Segment Start: Data excerpts
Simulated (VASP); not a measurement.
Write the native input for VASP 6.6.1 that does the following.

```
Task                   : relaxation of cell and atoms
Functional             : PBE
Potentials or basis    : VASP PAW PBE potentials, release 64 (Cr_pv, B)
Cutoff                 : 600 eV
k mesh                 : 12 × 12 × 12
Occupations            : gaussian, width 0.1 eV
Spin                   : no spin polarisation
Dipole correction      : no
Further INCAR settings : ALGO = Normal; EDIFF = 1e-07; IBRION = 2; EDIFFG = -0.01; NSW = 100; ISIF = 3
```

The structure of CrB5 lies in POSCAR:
Segment End: Data excerpts

■ Exercise
Transcribe all entries exactly as they appear above.

■ Reply
Simulated (VASP); not a measurement.
Write the native input for VASP 6.6.1 that does the following.

```
Task                   : relaxation of cell and atoms
Functional             : PBE
Potentials or basis    : VASP PAW PBE potentials, release 64 (Cr_pv, B)
Cutoff                 : 600 eV
k mesh                 : 12 × 12 × 12
Occupations            : gaussian, width 0.1 eV
Spin                   : no spin polarisation
Dipole correction      : no
Further INCAR settings : ALGO = Normal; EDIFF = 1e-07; IBRION = 2; EDIFFG = -0.01; NSW = 100; ISIF = 3
```

The structure of CrB5 lies in POSCAR:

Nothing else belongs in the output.